START Excerpted records

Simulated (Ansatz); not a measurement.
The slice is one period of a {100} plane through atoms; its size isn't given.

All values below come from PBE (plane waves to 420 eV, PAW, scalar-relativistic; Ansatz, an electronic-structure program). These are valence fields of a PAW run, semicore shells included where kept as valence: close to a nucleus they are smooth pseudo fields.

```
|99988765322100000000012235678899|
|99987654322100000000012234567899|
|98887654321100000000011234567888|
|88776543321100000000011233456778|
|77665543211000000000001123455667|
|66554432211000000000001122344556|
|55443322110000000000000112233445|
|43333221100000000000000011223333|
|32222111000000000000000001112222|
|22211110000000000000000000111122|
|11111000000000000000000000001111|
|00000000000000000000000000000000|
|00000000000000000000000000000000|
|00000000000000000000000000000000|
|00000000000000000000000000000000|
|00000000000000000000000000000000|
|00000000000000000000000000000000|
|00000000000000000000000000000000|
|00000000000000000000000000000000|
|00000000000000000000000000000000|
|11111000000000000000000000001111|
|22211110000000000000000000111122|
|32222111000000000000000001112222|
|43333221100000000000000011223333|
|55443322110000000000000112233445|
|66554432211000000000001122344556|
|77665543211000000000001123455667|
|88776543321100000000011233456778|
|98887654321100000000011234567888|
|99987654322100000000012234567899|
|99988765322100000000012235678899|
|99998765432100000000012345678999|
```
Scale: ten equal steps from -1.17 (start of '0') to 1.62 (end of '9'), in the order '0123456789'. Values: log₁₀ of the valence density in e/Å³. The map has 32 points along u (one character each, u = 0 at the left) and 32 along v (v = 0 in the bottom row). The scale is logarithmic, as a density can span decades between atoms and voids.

END Excerpted records

* **Activity**: Each of the records shown above needs to be repeated exactly.

* **Exercise response**:
Simulated (Ansatz); not a measurement.
The slice is one period of a {100} plane through atoms; its size isn't given.

All values below come from PBE (plane waves to 420 eV, PAW, scalar-relativistic; Ansatz, an electronic-structure program). These are valence fields of a PAW run, semicore shells included where kept as valence: close to a nucleus they are smooth pseudo fields.

```
|99988765322100000000012235678899|
|99987654322100000000012234567899|
|98887654321100000000011234567888|
|88776543321100000000011233456778|
|77665543211000000000001123455667|
|66554432211000000000001122344556|
|55443322110000000000000112233445|
|43333221100000000000000011223333|
|32222111000000000000000001112222|
|22211110000000000000000000111122|
|11111000000000000000000000001111|
|00000000000000000000000000000000|
|00000000000000000000000000000000|
|00000000000000000000000000000000|
|00000000000000000000000000000000|
|00000000000000000000000000000000|
|00000000000000000000000000000000|
|00000000000000000000000000000000|
|00000000000000000000000000000000|
|00000000000000000000000000000000|
|11111000000000000000000000001111|
|22211110000000000000000000111122|
|32222111000000000000000001112222|
|43333221100000000000000011223333|
|55443322110000000000000112233445|
|66554432211000000000001122344556|
|77665543211000000000001123455667|
|88776543321100000000011233456778|
|98887654321100000000011234567888|
|99987654322100000000012234567899|
|99988765322100000000012235678899|
|99998765432100000000012345678999|
```
Scale: ten equal steps from -1.17 (start of '0') to 1.62 (end of '9'), in the order '0123456789'. Values: log₁₀ of the valence density in e/Å³. The map has 32 points along u (one character each, u = 0 at the left) and 32 along v (v = 0 in the bottom row). The scale is logarithmic, as a density can span decades between atoms and voids.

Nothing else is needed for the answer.